> _SOURCE MATERIAL_
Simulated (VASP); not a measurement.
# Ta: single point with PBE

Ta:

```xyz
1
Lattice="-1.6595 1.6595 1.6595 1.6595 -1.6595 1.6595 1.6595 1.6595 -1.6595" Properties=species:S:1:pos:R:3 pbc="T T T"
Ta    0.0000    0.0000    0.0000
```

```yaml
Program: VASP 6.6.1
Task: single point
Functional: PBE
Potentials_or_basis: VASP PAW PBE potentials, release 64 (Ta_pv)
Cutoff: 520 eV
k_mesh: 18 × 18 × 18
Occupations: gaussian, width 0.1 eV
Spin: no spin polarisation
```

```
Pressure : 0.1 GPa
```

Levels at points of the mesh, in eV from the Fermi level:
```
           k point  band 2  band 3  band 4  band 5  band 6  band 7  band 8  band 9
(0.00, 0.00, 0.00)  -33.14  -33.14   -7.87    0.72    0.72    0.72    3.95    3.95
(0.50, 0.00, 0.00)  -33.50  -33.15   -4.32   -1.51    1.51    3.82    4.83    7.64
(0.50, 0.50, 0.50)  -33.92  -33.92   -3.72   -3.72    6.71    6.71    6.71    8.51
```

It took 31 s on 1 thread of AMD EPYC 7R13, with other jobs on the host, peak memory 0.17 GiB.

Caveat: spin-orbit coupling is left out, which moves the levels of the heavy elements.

> _ACTION ITEM_
All entries shown above should be duplicated without a single difference.

> _RESPONSE_
Simulated (VASP); not a measurement.
# Ta: single point with PBE

Ta:

```xyz
1
Lattice="-1.6595 1.6595 1.6595 1.6595 -1.6595 1.6595 1.6595 1.6595 -1.6595" Properties=species:S:1:pos:R:3 pbc="T T T"
Ta    0.0000    0.0000    0.0000
```

```yaml
Program: VASP 6.6.1
Task: single point
Functional: PBE
Potentials_or_basis: VASP PAW PBE potentials, release 64 (Ta_pv)
Cutoff: 520 eV
k_mesh: 18 × 18 × 18
Occupations: gaussian, width 0.1 eV
Spin: no spin polarisation
```

```
Pressure : 0.1 GPa
```

Levels at points of the mesh, in eV from the Fermi level:
```
           k point  band 2  band 3  band 4  band 5  band 6  band 7  band 8  band 9
(0.00, 0.00, 0.00)  -33.14  -33.14   -7.87    0.72    0.72    0.72    3.95    3.95
(0.50, 0.00, 0.00)  -33.50  -33.15   -4.32   -1.51    1.51    3.82    4.83    7.64
(0.50, 0.50, 0.50)  -33.92  -33.92   -3.72   -3.72    6.71    6.71    6.71    8.51
```

It took 31 s on 1 thread of AMD EPYC 7R13, with other jobs on the host, peak memory 0.17 GiB.

Caveat: spin-orbit coupling is left out, which moves the levels of the heavy elements.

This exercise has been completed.